[Recorded information]
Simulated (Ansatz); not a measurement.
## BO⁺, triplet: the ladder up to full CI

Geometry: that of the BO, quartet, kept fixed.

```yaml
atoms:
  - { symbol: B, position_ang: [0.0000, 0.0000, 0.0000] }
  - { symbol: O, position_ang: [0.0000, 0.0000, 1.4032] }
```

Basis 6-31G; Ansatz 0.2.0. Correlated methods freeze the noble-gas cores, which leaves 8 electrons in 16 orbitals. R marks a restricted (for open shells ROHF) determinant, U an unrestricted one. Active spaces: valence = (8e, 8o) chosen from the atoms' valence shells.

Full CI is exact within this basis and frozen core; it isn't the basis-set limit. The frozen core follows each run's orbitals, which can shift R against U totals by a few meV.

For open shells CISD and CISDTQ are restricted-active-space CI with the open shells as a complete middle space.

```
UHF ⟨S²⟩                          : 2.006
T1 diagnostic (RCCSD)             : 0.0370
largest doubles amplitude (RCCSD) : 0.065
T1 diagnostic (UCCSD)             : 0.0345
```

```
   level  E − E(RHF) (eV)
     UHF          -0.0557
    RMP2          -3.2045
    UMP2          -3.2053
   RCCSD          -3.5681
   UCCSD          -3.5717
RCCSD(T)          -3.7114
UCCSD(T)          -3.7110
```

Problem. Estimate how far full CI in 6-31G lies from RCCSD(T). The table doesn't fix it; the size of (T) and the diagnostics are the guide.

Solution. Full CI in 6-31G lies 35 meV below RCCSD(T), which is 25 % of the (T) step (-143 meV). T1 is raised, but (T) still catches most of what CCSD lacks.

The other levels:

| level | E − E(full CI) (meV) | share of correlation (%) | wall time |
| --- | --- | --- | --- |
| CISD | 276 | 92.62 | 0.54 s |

[Task item] What you return must match the records above exactly.

[Task output]
Simulated (Ansatz); not a measurement.
## BO⁺, triplet: the ladder up to full CI

Geometry: that of the BO, quartet, kept fixed.

```yaml
atoms:
  - { symbol: B, position_ang: [0.0000, 0.0000, 0.0000] }
  - { symbol: O, position_ang: [0.0000, 0.0000, 1.4032] }
```

Basis 6-31G; Ansatz 0.2.0. Correlated methods freeze the noble-gas cores, which leaves 8 electrons in 16 orbitals. R marks a restricted (for open shells ROHF) determinant, U an unrestricted one. Active spaces: valence = (8e, 8o) chosen from the atoms' valence shells.

Full CI is exact within this basis and frozen core; it isn't the basis-set limit. The frozen core follows each run's orbitals, which can shift R against U totals by a few meV.

For open shells CISD and CISDTQ are restricted-active-space CI with the open shells as a complete middle space.

```
UHF ⟨S²⟩                          : 2.006
T1 diagnostic (RCCSD)             : 0.0370
largest doubles amplitude (RCCSD) : 0.065
T1 diagnostic (UCCSD)             : 0.0345
```

```
   level  E − E(RHF) (eV)
     UHF          -0.0557
    RMP2          -3.2045
    UMP2          -3.2053
   RCCSD          -3.5681
   UCCSD          -3.5717
RCCSD(T)          -3.7114
UCCSD(T)          -3.7110
```

Problem. Estimate how far full CI in 6-31G lies from RCCSD(T). The table doesn't fix it; the size of (T) and the diagnostics are the guide.

Solution. Full CI in 6-31G lies 35 meV below RCCSD(T), which is 25 % of the (T) step (-143 meV). T1 is raised, but (T) still catches most of what CCSD lacks.

The other levels:

| level | E − E(full CI) (meV) | share of correlation (%) | wall time |
| --- | --- | --- | --- |
| CISD | 276 | 92.62 | 0.54 s |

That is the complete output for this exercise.